_EXERCISE DATA_
════
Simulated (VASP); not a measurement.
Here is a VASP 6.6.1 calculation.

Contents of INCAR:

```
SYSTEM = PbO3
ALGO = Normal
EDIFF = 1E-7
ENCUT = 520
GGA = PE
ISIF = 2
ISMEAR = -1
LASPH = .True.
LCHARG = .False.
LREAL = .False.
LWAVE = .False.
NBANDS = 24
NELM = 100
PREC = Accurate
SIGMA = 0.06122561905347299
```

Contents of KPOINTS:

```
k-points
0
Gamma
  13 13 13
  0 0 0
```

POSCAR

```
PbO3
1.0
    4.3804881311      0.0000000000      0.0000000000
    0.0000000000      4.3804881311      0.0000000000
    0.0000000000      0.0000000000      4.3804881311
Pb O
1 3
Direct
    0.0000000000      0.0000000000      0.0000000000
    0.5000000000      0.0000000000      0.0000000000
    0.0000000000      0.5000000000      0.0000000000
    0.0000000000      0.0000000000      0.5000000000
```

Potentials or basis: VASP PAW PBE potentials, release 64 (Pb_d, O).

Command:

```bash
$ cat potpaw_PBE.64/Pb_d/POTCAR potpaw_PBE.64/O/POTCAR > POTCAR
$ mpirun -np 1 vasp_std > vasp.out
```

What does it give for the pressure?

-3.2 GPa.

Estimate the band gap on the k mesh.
════

_WORK INSTRUCTION_
Each line of the data must be set down again as it is.

_TASK SOLUTION_
Simulated (VASP); not a measurement.
Here is a VASP 6.6.1 calculation.

Contents of INCAR:

```
SYSTEM = PbO3
ALGO = Normal
EDIFF = 1E-7
ENCUT = 520
GGA = PE
ISIF = 2
ISMEAR = -1
LASPH = .True.
LCHARG = .False.
LREAL = .False.
LWAVE = .False.
NBANDS = 24
NELM = 100
PREC = Accurate
SIGMA = 0.06122561905347299
```

Contents of KPOINTS:

```
k-points
0
Gamma
  13 13 13
  0 0 0
```

POSCAR

```
PbO3
1.0
    4.3804881311      0.0000000000      0.0000000000
    0.0000000000      4.3804881311      0.0000000000
    0.0000000000      0.0000000000      4.3804881311
Pb O
1 3
Direct
    0.0000000000      0.0000000000      0.0000000000
    0.5000000000      0.0000000000      0.0000000000
    0.0000000000      0.5000000000      0.0000000000
    0.0000000000      0.0000000000      0.5000000000
```

Potentials or basis: VASP PAW PBE potentials, release 64 (Pb_d, O).

Command:

```bash
$ cat potpaw_PBE.64/Pb_d/POTCAR potpaw_PBE.64/O/POTCAR > POTCAR
$ mpirun -np 1 vasp_std > vasp.out
```

What does it give for the pressure?

-3.2 GPa.

Estimate the band gap on the k mesh.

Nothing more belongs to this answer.